-*-
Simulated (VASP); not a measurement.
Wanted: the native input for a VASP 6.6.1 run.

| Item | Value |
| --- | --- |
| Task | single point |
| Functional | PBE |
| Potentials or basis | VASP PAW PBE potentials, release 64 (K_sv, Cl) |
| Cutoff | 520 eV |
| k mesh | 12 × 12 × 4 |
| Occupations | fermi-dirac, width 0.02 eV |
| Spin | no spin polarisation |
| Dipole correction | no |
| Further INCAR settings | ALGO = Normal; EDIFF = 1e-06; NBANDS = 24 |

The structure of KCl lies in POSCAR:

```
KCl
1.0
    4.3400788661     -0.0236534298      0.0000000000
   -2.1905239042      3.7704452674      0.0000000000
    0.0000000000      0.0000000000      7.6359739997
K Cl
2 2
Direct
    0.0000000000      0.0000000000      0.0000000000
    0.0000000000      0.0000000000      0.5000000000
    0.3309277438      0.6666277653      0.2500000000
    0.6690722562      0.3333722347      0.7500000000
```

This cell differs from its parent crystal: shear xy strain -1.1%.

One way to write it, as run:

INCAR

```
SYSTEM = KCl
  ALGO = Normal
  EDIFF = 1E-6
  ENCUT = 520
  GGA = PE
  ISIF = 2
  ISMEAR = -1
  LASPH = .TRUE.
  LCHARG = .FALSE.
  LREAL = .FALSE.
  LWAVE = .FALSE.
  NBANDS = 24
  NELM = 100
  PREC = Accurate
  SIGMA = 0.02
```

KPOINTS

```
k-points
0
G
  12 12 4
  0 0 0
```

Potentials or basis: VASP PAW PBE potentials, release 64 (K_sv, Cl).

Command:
-*-

Take each record above and return it verbatim.

■ Answer area ■
Simulated (VASP); not a measurement.
Wanted: the native input for a VASP 6.6.1 run.

| Item | Value |
| --- | --- |
| Task | single point |
| Functional | PBE |
| Potentials or basis | VASP PAW PBE potentials, release 64 (K_sv, Cl) |
| Cutoff | 520 eV |
| k mesh | 12 × 12 × 4 |
| Occupations | fermi-dirac, width 0.02 eV |
| Spin | no spin polarisation |
| Dipole correction | no |
| Further INCAR settings | ALGO = Normal; EDIFF = 1e-06; NBANDS = 24 |

The structure of KCl lies in POSCAR:

```
KCl
1.0
    4.3400788661     -0.0236534298      0.0000000000
   -2.1905239042      3.7704452674      0.0000000000
    0.0000000000      0.0000000000      7.6359739997
K Cl
2 2
Direct
    0.0000000000      0.0000000000      0.0000000000
    0.0000000000      0.0000000000      0.5000000000
    0.3309277438      0.6666277653      0.2500000000
    0.6690722562      0.3333722347      0.7500000000
```

This cell differs from its parent crystal: shear xy strain -1.1%.

One way to write it, as run:

INCAR

```
SYSTEM = KCl
  ALGO = Normal
  EDIFF = 1E-6
  ENCUT = 520
  GGA = PE
  ISIF = 2
  ISMEAR = -1
  LASPH = .TRUE.
  LCHARG = .FALSE.
  LREAL = .FALSE.
  LWAVE = .FALSE.
  NBANDS = 24
  NELM = 100
  PREC = Accurate
  SIGMA = 0.02
```

KPOINTS

```
k-points
0
G
  12 12 4
  0 0 0
```

Potentials or basis: VASP PAW PBE potentials, release 64 (K_sv, Cl).

Command:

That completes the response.